**Work order**
Output all records below verbatim.

**Source material**
◇ ◇ ◇ ◇

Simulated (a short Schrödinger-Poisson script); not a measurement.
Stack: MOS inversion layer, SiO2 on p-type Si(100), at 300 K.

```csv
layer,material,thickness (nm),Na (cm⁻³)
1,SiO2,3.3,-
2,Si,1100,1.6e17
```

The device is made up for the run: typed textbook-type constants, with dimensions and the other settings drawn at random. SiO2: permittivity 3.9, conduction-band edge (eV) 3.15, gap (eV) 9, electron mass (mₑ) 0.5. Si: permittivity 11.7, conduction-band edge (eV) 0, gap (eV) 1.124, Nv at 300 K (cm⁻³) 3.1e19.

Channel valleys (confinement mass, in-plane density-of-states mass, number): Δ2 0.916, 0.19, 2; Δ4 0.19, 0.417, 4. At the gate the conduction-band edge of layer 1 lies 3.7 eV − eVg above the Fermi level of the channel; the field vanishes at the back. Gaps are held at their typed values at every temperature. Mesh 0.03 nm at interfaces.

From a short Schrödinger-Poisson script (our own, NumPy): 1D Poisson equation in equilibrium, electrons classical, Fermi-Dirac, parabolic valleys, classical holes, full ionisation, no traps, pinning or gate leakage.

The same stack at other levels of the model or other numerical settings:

◇ ◇ ◇ ◇

**Task output**
Simulated (a short Schrödinger-Poisson script); not a measurement.
Stack: MOS inversion layer, SiO2 on p-type Si(100), at 300 K.

```csv
layer,material,thickness (nm),Na (cm⁻³)
1,SiO2,3.3,-
2,Si,1100,1.6e17
```

The device is made up for the run: typed textbook-type constants, with dimensions and the other settings drawn at random. SiO2: permittivity 3.9, conduction-band edge (eV) 3.15, gap (eV) 9, electron mass (mₑ) 0.5. Si: permittivity 11.7, conduction-band edge (eV) 0, gap (eV) 1.124, Nv at 300 K (cm⁻³) 3.1e19.

Channel valleys (confinement mass, in-plane density-of-states mass, number): Δ2 0.916, 0.19, 2; Δ4 0.19, 0.417, 4. At the gate the conduction-band edge of layer 1 lies 3.7 eV − eVg above the Fermi level of the channel; the field vanishes at the back. Gaps are held at their typed values at every temperature. Mesh 0.03 nm at interfaces.

From a short Schrödinger-Poisson script (our own, NumPy): 1D Poisson equation in equilibrium, electrons classical, Fermi-Dirac, parabolic valleys, classical holes, full ionisation, no traps, pinning or gate leakage.

The same stack at other levels of the model or other numerical settings:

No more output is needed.